§ **RECORD EXTRACTS**:
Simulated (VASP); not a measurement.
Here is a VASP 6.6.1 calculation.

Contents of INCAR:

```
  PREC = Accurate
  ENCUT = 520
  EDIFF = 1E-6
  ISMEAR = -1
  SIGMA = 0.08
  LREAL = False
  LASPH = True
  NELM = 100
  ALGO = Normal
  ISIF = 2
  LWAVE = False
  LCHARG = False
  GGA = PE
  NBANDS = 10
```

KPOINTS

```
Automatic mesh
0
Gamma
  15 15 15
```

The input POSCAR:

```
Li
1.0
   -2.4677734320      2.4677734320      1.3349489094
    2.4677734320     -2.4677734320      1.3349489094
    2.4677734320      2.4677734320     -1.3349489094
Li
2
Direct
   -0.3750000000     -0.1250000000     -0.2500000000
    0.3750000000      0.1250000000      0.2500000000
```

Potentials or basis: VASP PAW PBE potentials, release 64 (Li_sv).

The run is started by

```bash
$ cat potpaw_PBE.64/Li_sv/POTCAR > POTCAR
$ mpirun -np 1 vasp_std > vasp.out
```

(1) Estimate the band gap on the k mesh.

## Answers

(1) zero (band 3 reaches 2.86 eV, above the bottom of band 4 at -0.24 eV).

§ **WORK ITEM**: Set down, word for word, each line from the top of the records above through the line with "(1) Estimate the band gap on the k mesh.".

§ **EXERCISE ANSWER**:
Simulated (VASP); not a measurement.
Here is a VASP 6.6.1 calculation.

Contents of INCAR:

```
  PREC = Accurate
  ENCUT = 520
  EDIFF = 1E-6
  ISMEAR = -1
  SIGMA = 0.08
  LREAL = False
  LASPH = True
  NELM = 100
  ALGO = Normal
  ISIF = 2
  LWAVE = False
  LCHARG = False
  GGA = PE
  NBANDS = 10
```

KPOINTS

```
Automatic mesh
0
Gamma
  15 15 15
```

The input POSCAR:

```
Li
1.0
   -2.4677734320      2.4677734320      1.3349489094
    2.4677734320     -2.4677734320      1.3349489094
    2.4677734320      2.4677734320     -1.3349489094
Li
2
Direct
   -0.3750000000     -0.1250000000     -0.2500000000
    0.3750000000      0.1250000000      0.2500000000
```

Potentials or basis: VASP PAW PBE potentials, release 64 (Li_sv).

The run is started by

```bash
$ cat potpaw_PBE.64/Li_sv/POTCAR > POTCAR
$ mpirun -np 1 vasp_std > vasp.out
```

(1) Estimate the band gap on the k mesh.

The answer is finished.